The data »
========================================
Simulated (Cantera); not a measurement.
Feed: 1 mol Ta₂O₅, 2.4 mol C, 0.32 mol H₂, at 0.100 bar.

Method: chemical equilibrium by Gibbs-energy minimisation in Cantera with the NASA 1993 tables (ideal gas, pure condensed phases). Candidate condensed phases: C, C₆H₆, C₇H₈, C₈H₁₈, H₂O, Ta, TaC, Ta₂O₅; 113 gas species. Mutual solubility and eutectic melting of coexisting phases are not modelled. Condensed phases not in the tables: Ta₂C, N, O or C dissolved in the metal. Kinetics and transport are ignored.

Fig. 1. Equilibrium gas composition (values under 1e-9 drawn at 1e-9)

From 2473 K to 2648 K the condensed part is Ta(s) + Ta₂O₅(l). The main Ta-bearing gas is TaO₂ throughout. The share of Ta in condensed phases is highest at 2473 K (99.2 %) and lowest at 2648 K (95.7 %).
========================================

Work instruction »
Copy out precisely the lines from the line with "Feed: 1 mol" to the line with "Method: chemical equilibrium" in the material above, including those two lines and omitting all the rest.

Exercise answer »
Feed: 1 mol Ta₂O₅, 2.4 mol C, 0.32 mol H₂, at 0.100 bar.

Method: chemical equilibrium by Gibbs-energy minimisation in Cantera with the NASA 1993 tables (ideal gas, pure condensed phases). Candidate condensed phases: C, C₆H₆, C₇H₈, C₈H₁₈, H₂O, Ta, TaC, Ta₂O₅; 113 gas species. Mutual solubility and eutectic melting of coexisting phases are not modelled. Condensed phases not in the tables: Ta₂C, N, O or C dissolved in the metal. Kinetics and transport are ignored.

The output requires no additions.